*** DATASET ***
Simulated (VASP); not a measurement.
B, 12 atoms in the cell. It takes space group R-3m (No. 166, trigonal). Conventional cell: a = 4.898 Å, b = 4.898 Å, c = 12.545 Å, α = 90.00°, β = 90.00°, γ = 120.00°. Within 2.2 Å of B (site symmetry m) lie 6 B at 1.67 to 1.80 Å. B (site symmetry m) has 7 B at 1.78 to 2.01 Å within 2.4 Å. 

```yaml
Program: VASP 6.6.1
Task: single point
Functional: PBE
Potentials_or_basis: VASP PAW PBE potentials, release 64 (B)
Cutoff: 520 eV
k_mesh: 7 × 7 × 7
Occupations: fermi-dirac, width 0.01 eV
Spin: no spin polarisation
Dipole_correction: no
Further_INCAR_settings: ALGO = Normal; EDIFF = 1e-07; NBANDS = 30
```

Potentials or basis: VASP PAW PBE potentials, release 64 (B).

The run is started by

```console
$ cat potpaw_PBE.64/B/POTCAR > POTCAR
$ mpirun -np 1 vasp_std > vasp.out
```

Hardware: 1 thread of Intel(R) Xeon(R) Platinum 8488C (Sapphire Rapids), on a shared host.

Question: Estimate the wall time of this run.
*** End of DATASET ***

▶ [REQUIREMENT]:
Starting with the line with "Potentials or basis: VASP" above and going on through the line with "Hardware: 1 thread", transcribe every line exactly, both ends included, and add nothing.

▶ [ANSWER BOX]:
Potentials or basis: VASP PAW PBE potentials, release 64 (B).

The run is started by

```console
$ cat potpaw_PBE.64/B/POTCAR > POTCAR
$ mpirun -np 1 vasp_std > vasp.out
```

Hardware: 1 thread of Intel(R) Xeon(R) Platinum 8488C (Sapphire Rapids), on a shared host.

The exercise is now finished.